Content starts

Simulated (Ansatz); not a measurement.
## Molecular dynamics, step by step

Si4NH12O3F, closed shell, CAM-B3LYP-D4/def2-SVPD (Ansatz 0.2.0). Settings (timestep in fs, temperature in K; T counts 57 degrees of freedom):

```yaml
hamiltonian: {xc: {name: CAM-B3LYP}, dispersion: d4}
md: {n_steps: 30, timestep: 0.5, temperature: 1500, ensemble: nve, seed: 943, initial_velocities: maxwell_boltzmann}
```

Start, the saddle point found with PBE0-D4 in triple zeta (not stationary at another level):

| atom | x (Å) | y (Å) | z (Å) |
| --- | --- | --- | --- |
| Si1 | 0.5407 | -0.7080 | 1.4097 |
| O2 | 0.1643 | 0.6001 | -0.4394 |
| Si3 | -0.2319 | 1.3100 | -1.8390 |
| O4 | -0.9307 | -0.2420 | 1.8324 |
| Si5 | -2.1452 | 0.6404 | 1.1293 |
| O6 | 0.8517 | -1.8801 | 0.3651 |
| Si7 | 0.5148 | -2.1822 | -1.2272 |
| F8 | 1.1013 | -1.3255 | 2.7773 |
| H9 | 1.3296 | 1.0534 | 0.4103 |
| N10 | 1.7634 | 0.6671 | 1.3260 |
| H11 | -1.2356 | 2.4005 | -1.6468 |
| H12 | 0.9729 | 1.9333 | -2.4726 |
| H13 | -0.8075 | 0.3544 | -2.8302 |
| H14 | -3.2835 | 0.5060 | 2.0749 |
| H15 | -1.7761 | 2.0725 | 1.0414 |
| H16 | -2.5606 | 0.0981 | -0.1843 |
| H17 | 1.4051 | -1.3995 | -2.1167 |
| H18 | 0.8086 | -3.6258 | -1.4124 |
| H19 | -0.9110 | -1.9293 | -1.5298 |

Content ends

In the listing above, reproduce the first line and each one after it through the line that contains "-3.6258 | -1.4124 |".

_WRITTEN SOLUTION_.
Simulated (Ansatz); not a measurement.
## Molecular dynamics, step by step

Si4NH12O3F, closed shell, CAM-B3LYP-D4/def2-SVPD (Ansatz 0.2.0). Settings (timestep in fs, temperature in K; T counts 57 degrees of freedom):

```yaml
hamiltonian: {xc: {name: CAM-B3LYP}, dispersion: d4}
md: {n_steps: 30, timestep: 0.5, temperature: 1500, ensemble: nve, seed: 943, initial_velocities: maxwell_boltzmann}
```

Start, the saddle point found with PBE0-D4 in triple zeta (not stationary at another level):

| atom | x (Å) | y (Å) | z (Å) |
| --- | --- | --- | --- |
| Si1 | 0.5407 | -0.7080 | 1.4097 |
| O2 | 0.1643 | 0.6001 | -0.4394 |
| Si3 | -0.2319 | 1.3100 | -1.8390 |
| O4 | -0.9307 | -0.2420 | 1.8324 |
| Si5 | -2.1452 | 0.6404 | 1.1293 |
| O6 | 0.8517 | -1.8801 | 0.3651 |
| Si7 | 0.5148 | -2.1822 | -1.2272 |
| F8 | 1.1013 | -1.3255 | 2.7773 |
| H9 | 1.3296 | 1.0534 | 0.4103 |
| N10 | 1.7634 | 0.6671 | 1.3260 |
| H11 | -1.2356 | 2.4005 | -1.6468 |
| H12 | 0.9729 | 1.9333 | -2.4726 |
| H13 | -0.8075 | 0.3544 | -2.8302 |
| H14 | -3.2835 | 0.5060 | 2.0749 |
| H15 | -1.7761 | 2.0725 | 1.0414 |
| H16 | -2.5606 | 0.0981 | -0.1843 |
| H17 | 1.4051 | -1.3995 | -2.1167 |
| H18 | 0.8086 | -3.6258 | -1.4124 |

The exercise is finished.